Treat the line containing "Energies are extrapolated to zero smearing." as the last one, and return every line exactly from the first line of the material below up to it.

>>>>

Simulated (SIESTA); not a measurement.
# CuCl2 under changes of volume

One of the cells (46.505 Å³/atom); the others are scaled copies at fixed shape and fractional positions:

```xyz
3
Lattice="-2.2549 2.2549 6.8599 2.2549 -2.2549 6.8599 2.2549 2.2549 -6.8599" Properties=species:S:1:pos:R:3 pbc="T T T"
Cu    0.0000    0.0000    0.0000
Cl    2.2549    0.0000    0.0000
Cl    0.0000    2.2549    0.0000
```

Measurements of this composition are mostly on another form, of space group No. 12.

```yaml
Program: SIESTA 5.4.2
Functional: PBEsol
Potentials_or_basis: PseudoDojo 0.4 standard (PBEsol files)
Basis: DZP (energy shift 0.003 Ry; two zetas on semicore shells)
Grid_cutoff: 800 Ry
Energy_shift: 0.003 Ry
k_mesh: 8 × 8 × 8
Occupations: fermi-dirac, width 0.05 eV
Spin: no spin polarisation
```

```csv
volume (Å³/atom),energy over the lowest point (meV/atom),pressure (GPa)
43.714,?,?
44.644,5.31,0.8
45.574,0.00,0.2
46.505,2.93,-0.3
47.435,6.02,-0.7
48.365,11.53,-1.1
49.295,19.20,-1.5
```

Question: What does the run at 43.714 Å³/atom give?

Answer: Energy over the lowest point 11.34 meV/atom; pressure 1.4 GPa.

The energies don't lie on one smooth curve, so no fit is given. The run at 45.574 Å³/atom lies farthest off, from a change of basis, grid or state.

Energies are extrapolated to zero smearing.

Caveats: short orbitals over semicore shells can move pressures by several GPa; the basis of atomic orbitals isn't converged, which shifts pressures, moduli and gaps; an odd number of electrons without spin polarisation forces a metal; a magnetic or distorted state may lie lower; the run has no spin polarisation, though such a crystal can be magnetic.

<<<<

**ANSWER AREA**
Simulated (SIESTA); not a measurement.
# CuCl2 under changes of volume

One of the cells (46.505 Å³/atom); the others are scaled copies at fixed shape and fractional positions:

```xyz
3
Lattice="-2.2549 2.2549 6.8599 2.2549 -2.2549 6.8599 2.2549 2.2549 -6.8599" Properties=species:S:1:pos:R:3 pbc="T T T"
Cu    0.0000    0.0000    0.0000
Cl    2.2549    0.0000    0.0000
Cl    0.0000    2.2549    0.0000
```

Measurements of this composition are mostly on another form, of space group No. 12.

```yaml
Program: SIESTA 5.4.2
Functional: PBEsol
Potentials_or_basis: PseudoDojo 0.4 standard (PBEsol files)
Basis: DZP (energy shift 0.003 Ry; two zetas on semicore shells)
Grid_cutoff: 800 Ry
Energy_shift: 0.003 Ry
k_mesh: 8 × 8 × 8
Occupations: fermi-dirac, width 0.05 eV
Spin: no spin polarisation
```

```csv
volume (Å³/atom),energy over the lowest point (meV/atom),pressure (GPa)
43.714,?,?
44.644,5.31,0.8
45.574,0.00,0.2
46.505,2.93,-0.3
47.435,6.02,-0.7
48.365,11.53,-1.1
49.295,19.20,-1.5
```

Question: What does the run at 43.714 Å³/atom give?

Answer: Energy over the lowest point 11.34 meV/atom; pressure 1.4 GPa.

The energies don't lie on one smooth curve, so no fit is given. The run at 45.574 Å³/atom lies farthest off, from a change of basis, grid or state.

Energies are extrapolated to zero smearing.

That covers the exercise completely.